◆ **Action item**: Reproduce this listing from its first line through the line with "One way to write", inclusive, leaving out all that follows.

◆ **Data provided**:
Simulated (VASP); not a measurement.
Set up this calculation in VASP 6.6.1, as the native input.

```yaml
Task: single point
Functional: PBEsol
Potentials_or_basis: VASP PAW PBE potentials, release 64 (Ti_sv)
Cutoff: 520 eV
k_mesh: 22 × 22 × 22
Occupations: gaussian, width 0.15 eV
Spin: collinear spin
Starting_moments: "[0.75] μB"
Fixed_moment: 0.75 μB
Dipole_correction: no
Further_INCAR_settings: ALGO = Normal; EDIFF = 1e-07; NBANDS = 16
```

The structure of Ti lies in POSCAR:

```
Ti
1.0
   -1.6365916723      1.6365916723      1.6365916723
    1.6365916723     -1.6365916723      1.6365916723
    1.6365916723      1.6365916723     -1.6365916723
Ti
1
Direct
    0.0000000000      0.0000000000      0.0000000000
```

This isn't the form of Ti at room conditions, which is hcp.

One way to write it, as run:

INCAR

◆ **Written reply**:
Simulated (VASP); not a measurement.
Set up this calculation in VASP 6.6.1, as the native input.

```yaml
Task: single point
Functional: PBEsol
Potentials_or_basis: VASP PAW PBE potentials, release 64 (Ti_sv)
Cutoff: 520 eV
k_mesh: 22 × 22 × 22
Occupations: gaussian, width 0.15 eV
Spin: collinear spin
Starting_moments: "[0.75] μB"
Fixed_moment: 0.75 μB
Dipole_correction: no
Further_INCAR_settings: ALGO = Normal; EDIFF = 1e-07; NBANDS = 16
```

The structure of Ti lies in POSCAR:

```
Ti
1.0
   -1.6365916723      1.6365916723      1.6365916723
    1.6365916723     -1.6365916723      1.6365916723
    1.6365916723      1.6365916723     -1.6365916723
Ti
1
Direct
    0.0000000000      0.0000000000      0.0000000000
```

This isn't the form of Ti at room conditions, which is hcp.

One way to write it, as run:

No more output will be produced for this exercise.